» **ASSIGNMENT**: The whole listing is to be transcribed exactly as it stands.

++++++++++

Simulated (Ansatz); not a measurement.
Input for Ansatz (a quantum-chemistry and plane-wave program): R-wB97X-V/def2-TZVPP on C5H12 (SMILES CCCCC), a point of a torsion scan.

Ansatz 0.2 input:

++++++++++

» **WRITTEN RESPONSE**:
Simulated (Ansatz); not a measurement.
Input for Ansatz (a quantum-chemistry and plane-wave program): R-wB97X-V/def2-TZVPP on C5H12 (SMILES CCCCC), a point of a torsion scan.

Ansatz 0.2 input:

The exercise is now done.